STORED DATA:
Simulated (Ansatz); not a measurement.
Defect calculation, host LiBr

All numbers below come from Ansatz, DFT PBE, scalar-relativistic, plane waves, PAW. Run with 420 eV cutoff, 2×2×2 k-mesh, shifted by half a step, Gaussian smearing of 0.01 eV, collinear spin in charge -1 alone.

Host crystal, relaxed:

WORK TASK: Write every record out again, letter for letter.

YOUR RESPONSE:
Simulated (Ansatz); not a measurement.
Defect calculation, host LiBr

All numbers below come from Ansatz, DFT PBE, scalar-relativistic, plane waves, PAW. Run with 420 eV cutoff, 2×2×2 k-mesh, shifted by half a step, Gaussian smearing of 0.01 eV, collinear spin in charge -1 alone.

Host crystal, relaxed:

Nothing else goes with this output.